**Activity**
Print every one of the records verbatim, omitting nothing.

[Source material]
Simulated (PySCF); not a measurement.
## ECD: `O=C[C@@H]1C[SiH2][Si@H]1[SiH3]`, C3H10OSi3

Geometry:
[/Source material]

**Written response**
Simulated (PySCF); not a measurement.
## ECD: `O=C[C@@H]1C[SiH2][Si@H]1[SiH3]`, C3H10OSi3

Geometry:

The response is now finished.